## ACTIVITY:
Working from the records below, repeat exactly the lines starting at the line that contains "gave -0.25 GPa." and ending at the line that contains "The cell is", inclusive.

________________________________________

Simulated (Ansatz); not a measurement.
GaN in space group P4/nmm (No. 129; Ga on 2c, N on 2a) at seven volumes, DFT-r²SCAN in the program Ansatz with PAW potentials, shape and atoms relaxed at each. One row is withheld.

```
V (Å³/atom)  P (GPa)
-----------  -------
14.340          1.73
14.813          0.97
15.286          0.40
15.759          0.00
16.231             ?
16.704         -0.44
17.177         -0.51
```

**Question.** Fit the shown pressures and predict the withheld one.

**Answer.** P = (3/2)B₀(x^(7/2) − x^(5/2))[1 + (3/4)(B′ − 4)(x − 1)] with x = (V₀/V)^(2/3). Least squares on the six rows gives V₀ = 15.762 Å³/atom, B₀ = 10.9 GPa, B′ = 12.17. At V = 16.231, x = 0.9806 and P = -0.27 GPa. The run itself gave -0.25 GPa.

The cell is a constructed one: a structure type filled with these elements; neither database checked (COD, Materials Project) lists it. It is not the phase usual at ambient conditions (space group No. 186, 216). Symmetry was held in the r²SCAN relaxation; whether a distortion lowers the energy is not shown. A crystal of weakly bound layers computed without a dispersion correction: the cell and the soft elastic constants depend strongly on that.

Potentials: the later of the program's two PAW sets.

________________________________________

## TASK SOLUTION:
**Answer.** P = (3/2)B₀(x^(7/2) − x^(5/2))[1 + (3/4)(B′ − 4)(x − 1)] with x = (V₀/V)^(2/3). Least squares on the six rows gives V₀ = 15.762 Å³/atom, B₀ = 10.9 GPa, B′ = 12.17. At V = 16.231, x = 0.9806 and P = -0.27 GPa. The run itself gave -0.25 GPa.

The cell is a constructed one: a structure type filled with these elements; neither database checked (COD, Materials Project) lists it. It is not the phase usual at ambient conditions (space group No. 186, 216). Symmetry was held in the r²SCAN relaxation; whether a distortion lowers the energy is not shown. A crystal of weakly bound layers computed without a dispersion correction: the cell and the soft elastic constants depend strongly on that.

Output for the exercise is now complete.